◆ **REQUIREMENT**
All of the data is to be printed again exactly as it appears.

◆ **EXTRACTED ENTRIES**
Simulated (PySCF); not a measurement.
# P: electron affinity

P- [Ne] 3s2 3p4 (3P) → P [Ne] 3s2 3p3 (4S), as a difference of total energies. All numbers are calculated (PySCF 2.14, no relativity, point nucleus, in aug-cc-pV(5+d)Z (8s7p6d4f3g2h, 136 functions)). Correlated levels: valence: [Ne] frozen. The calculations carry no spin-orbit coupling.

◆ **YOUR RESPONSE**
Simulated (PySCF); not a measurement.
# P: electron affinity

P- [Ne] 3s2 3p4 (3P) → P [Ne] 3s2 3p3 (4S), as a difference of total energies. All numbers are calculated (PySCF 2.14, no relativity, point nucleus, in aug-cc-pV(5+d)Z (8s7p6d4f3g2h, 136 functions)). Correlated levels: valence: [Ne] frozen. The calculations carry no spin-orbit coupling.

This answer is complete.